Work task: The full listing should be duplicated word for word.

Provided records:
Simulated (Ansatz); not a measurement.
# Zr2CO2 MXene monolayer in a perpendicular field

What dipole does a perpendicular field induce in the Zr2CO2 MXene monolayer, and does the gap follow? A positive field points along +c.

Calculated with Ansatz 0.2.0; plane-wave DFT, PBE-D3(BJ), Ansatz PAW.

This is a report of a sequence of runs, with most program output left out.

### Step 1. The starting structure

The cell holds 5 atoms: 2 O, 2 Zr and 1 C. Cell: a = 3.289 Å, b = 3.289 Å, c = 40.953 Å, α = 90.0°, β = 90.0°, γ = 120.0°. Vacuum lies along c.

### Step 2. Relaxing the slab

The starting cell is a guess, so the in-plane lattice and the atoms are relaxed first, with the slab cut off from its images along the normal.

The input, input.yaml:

Task solution:
Simulated (Ansatz); not a measurement.
# Zr2CO2 MXene monolayer in a perpendicular field

What dipole does a perpendicular field induce in the Zr2CO2 MXene monolayer, and does the gap follow? A positive field points along +c.

Calculated with Ansatz 0.2.0; plane-wave DFT, PBE-D3(BJ), Ansatz PAW.

This is a report of a sequence of runs, with most program output left out.

### Step 1. The starting structure

The cell holds 5 atoms: 2 O, 2 Zr and 1 C. Cell: a = 3.289 Å, b = 3.289 Å, c = 40.953 Å, α = 90.0°, β = 90.0°, γ = 120.0°. Vacuum lies along c.

### Step 2. Relaxing the slab

The starting cell is a guess, so the in-plane lattice and the atoms are relaxed first, with the slab cut off from its images along the normal.

The input, input.yaml:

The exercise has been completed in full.